WORK ITEM
For this listing, the lines between the one holding "The pressure is" and the one holding "Caveat: the cell", inclusive, must be set down exactly.

╭─ SUPPLIED DATA

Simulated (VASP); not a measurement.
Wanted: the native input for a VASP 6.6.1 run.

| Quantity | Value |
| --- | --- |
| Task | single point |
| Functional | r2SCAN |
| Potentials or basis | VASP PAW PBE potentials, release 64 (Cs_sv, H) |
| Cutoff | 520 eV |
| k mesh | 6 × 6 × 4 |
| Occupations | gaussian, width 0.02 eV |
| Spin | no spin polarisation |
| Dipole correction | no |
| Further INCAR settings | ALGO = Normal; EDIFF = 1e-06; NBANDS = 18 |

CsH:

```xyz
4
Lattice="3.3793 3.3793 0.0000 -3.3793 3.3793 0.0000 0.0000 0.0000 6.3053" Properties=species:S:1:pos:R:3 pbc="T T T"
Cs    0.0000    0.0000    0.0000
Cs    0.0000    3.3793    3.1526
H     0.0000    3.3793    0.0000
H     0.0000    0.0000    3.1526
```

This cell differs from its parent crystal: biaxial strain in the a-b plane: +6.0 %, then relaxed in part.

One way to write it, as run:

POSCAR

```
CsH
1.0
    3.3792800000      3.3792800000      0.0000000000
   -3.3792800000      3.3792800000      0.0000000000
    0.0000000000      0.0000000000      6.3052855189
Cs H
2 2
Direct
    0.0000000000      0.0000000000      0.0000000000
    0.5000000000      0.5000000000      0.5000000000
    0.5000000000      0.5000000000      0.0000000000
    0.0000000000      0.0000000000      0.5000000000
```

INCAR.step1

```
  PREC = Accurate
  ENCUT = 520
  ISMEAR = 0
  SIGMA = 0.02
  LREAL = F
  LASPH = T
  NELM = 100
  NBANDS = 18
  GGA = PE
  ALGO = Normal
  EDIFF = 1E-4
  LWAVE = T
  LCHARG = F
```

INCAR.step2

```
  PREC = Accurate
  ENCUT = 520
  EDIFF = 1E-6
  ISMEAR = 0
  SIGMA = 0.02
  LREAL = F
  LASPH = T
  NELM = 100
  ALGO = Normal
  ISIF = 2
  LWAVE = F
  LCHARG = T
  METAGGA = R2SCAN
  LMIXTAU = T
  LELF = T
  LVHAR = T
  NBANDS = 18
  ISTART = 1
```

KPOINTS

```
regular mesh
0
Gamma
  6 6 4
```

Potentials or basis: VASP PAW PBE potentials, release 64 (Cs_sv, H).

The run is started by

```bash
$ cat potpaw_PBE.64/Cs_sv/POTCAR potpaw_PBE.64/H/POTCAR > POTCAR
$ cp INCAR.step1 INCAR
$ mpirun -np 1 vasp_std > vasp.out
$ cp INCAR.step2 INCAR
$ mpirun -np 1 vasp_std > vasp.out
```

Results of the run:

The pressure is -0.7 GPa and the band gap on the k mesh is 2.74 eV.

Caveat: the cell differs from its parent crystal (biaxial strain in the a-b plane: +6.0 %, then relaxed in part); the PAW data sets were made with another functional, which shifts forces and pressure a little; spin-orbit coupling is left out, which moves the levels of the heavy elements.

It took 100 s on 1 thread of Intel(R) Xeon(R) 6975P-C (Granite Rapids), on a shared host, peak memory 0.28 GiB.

╰─

RESULT
The pressure is -0.7 GPa and the band gap on the k mesh is 2.74 eV.

Caveat: the cell differs from its parent crystal (biaxial strain in the a-b plane: +6.0 %, then relaxed in part); the PAW data sets were made with another functional, which shifts forces and pressure a little; spin-orbit coupling is left out, which moves the levels of the heavy elements.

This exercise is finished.